- **Information supplied**:

•••••

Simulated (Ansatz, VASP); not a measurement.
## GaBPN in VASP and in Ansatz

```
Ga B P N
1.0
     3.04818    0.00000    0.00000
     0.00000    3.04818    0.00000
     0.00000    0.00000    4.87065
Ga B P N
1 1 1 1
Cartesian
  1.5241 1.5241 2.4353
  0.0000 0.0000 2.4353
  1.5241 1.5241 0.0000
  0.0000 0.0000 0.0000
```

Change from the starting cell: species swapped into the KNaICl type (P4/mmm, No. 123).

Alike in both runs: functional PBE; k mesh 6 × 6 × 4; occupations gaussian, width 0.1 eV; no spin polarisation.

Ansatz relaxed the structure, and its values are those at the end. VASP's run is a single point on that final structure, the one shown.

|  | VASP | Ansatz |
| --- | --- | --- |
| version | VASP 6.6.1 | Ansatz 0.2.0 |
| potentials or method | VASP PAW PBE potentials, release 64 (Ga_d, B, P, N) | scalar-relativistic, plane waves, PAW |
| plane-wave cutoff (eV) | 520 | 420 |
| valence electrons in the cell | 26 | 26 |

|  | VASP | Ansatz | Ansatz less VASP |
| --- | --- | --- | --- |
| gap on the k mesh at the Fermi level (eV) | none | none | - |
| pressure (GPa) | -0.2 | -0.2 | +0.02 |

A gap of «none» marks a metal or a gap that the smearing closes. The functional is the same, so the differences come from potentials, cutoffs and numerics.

•••••

- **Work task**: Could you return exactly the lines above from the line with "Alike in both" to the line with "Ansatz 0.2.0 |", both included, and nothing else?

- **Written answer**:
Alike in both runs: functional PBE; k mesh 6 × 6 × 4; occupations gaussian, width 0.1 eV; no spin polarisation.

Ansatz relaxed the structure, and its values are those at the end. VASP's run is a single point on that final structure, the one shown.

|  | VASP | Ansatz |
| --- | --- | --- |
| version | VASP 6.6.1 | Ansatz 0.2.0 |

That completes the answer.